- **WORK INSTRUCTION**:
Only the first line of the listing and the lines after it, up to and including the one containing "Problem. Estimate the missing entries.", should be retyped exactly.

....

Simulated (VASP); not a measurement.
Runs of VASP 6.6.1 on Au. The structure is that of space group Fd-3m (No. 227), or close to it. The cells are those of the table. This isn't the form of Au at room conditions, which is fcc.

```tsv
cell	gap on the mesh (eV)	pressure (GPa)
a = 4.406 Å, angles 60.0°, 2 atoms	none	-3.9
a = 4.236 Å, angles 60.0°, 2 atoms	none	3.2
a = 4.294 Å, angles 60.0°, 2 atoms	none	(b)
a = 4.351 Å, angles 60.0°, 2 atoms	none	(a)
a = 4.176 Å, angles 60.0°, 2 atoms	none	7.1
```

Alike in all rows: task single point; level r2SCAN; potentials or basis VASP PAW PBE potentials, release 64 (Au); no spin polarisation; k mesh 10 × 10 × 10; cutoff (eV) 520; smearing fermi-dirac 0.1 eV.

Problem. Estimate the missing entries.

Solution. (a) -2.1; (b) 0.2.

....

- **RESULT**:
Simulated (VASP); not a measurement.
Runs of VASP 6.6.1 on Au. The structure is that of space group Fd-3m (No. 227), or close to it. The cells are those of the table. This isn't the form of Au at room conditions, which is fcc.

```tsv
cell	gap on the mesh (eV)	pressure (GPa)
a = 4.406 Å, angles 60.0°, 2 atoms	none	-3.9
a = 4.236 Å, angles 60.0°, 2 atoms	none	3.2
a = 4.294 Å, angles 60.0°, 2 atoms	none	(b)
a = 4.351 Å, angles 60.0°, 2 atoms	none	(a)
a = 4.176 Å, angles 60.0°, 2 atoms	none	7.1
```

Alike in all rows: task single point; level r2SCAN; potentials or basis VASP PAW PBE potentials, release 64 (Au); no spin polarisation; k mesh 10 × 10 × 10; cutoff (eV) 520; smearing fermi-dirac 0.1 eV.

Problem. Estimate the missing entries.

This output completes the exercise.